[Start of Attachment]

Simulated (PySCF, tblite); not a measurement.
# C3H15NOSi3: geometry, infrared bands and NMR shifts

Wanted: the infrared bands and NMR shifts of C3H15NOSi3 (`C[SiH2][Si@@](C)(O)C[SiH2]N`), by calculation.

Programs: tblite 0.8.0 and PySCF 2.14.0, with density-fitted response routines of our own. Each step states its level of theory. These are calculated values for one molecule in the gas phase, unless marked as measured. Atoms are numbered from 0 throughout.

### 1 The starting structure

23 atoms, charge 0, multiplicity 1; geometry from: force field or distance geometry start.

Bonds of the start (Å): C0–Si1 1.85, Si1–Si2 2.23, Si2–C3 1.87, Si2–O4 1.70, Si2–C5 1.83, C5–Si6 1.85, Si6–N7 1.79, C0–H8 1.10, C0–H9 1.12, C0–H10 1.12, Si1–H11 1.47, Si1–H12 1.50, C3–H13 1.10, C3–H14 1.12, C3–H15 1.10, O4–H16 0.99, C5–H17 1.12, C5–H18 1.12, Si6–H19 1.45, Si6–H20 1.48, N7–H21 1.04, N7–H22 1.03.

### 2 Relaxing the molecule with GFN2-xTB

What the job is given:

[End of Attachment]

Nothing should appear in the answer except the lines above from the line with "### 1 The starting structure" through the line with "### 2 Relaxing the molecule with GFN2-xTB", both included, written out exactly.

### 1 The starting structure

23 atoms, charge 0, multiplicity 1; geometry from: force field or distance geometry start.

Bonds of the start (Å): C0–Si1 1.85, Si1–Si2 2.23, Si2–C3 1.87, Si2–O4 1.70, Si2–C5 1.83, C5–Si6 1.85, Si6–N7 1.79, C0–H8 1.10, C0–H9 1.12, C0–H10 1.12, Si1–H11 1.47, Si1–H12 1.50, C3–H13 1.10, C3–H14 1.12, C3–H15 1.10, O4–H16 0.99, C5–H17 1.12, C5–H18 1.12, Si6–H19 1.45, Si6–H20 1.48, N7–H21 1.04, N7–H22 1.03.

### 2 Relaxing the molecule with GFN2-xTB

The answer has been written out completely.